WORK INSTRUCTION
Exactly as written, copy the lines that run from the start of the data below to the line containing "3.2 g of hydrous", both ends included.

EXTRACTED RECORDS
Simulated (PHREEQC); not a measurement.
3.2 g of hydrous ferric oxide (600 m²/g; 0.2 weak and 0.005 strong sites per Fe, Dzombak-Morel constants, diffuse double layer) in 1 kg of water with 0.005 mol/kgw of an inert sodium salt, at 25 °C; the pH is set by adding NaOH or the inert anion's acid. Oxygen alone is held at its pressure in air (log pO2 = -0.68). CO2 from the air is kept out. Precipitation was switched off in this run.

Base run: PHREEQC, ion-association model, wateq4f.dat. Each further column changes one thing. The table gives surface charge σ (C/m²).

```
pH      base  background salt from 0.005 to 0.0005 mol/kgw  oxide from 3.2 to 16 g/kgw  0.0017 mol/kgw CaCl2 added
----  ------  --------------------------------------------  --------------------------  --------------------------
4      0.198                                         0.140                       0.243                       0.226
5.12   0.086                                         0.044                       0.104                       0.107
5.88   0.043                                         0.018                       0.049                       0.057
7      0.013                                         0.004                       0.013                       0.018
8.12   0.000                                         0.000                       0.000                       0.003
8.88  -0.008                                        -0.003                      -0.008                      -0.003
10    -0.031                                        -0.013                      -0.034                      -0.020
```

YOUR RESPONSE
Simulated (PHREEQC); not a measurement.
3.2 g of hydrous ferric oxide (600 m²/g; 0.2 weak and 0.005 strong sites per Fe, Dzombak-Morel constants, diffuse double layer) in 1 kg of water with 0.005 mol/kgw of an inert sodium salt, at 25 °C; the pH is set by adding NaOH or the inert anion's acid. Oxygen alone is held at its pressure in air (log pO2 = -0.68). CO2 from the air is kept out. Precipitation was switched off in this run.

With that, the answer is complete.